### Exercise
Please print the records below exactly as they are.

***

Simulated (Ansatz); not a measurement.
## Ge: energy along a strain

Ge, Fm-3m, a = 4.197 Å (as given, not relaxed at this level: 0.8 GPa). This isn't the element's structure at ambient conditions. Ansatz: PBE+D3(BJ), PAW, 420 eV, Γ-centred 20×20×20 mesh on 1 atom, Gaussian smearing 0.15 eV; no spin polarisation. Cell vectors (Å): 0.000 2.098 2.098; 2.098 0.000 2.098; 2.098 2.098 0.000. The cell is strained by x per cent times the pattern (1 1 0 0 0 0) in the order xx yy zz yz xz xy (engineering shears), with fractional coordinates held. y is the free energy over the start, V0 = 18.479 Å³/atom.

***

### Answer section
Simulated (Ansatz); not a measurement.
## Ge: energy along a strain

Ge, Fm-3m, a = 4.197 Å (as given, not relaxed at this level: 0.8 GPa). This isn't the element's structure at ambient conditions. Ansatz: PBE+D3(BJ), PAW, 420 eV, Γ-centred 20×20×20 mesh on 1 atom, Gaussian smearing 0.15 eV; no spin polarisation. Cell vectors (Å): 0.000 2.098 2.098; 2.098 0.000 2.098; 2.098 2.098 0.000. The cell is strained by x per cent times the pattern (1 1 0 0 0 0) in the order xx yy zz yz xz xy (engineering shears), with fractional coordinates held. y is the free energy over the start, V0 = 18.479 Å³/atom.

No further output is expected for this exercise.